WORK ITEM - Produce as output only the lines below starting at the line with "## Bond lengths" and continuing through the line with "Masses S 31.972, Te", each one exactly as written.

+ + + + + + +

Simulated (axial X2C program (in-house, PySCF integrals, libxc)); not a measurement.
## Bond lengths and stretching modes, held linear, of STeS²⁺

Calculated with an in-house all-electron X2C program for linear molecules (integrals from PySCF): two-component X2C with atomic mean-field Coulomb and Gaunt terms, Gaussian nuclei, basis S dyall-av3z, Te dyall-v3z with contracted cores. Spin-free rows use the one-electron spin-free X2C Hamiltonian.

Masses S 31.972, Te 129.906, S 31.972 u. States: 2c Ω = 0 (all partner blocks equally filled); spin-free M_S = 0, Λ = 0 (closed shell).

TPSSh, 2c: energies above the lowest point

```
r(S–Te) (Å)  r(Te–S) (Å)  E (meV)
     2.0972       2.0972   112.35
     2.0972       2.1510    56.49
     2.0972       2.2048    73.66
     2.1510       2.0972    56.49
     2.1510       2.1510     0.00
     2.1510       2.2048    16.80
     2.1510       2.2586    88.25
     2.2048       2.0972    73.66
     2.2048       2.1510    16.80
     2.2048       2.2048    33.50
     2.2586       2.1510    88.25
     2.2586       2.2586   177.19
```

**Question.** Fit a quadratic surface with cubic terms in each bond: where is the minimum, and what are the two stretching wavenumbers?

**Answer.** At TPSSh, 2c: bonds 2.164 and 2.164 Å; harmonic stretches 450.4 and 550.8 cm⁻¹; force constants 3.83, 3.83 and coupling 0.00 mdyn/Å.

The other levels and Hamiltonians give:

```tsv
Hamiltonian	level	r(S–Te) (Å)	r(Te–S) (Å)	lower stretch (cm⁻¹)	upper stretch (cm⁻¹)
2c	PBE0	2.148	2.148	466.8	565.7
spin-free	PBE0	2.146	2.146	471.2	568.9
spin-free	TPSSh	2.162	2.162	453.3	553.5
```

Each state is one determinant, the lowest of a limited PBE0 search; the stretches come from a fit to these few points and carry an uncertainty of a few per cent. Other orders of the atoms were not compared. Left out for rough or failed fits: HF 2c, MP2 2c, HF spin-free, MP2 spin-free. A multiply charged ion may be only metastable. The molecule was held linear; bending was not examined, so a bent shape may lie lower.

+ + + + + + +

REPLY -
## Bond lengths and stretching modes, held linear, of STeS²⁺

Calculated with an in-house all-electron X2C program for linear molecules (integrals from PySCF): two-component X2C with atomic mean-field Coulomb and Gaunt terms, Gaussian nuclei, basis S dyall-av3z, Te dyall-v3z with contracted cores. Spin-free rows use the one-electron spin-free X2C Hamiltonian.

Masses S 31.972, Te 129.906, S 31.972 u. States: 2c Ω = 0 (all partner blocks equally filled); spin-free M_S = 0, Λ = 0 (closed shell).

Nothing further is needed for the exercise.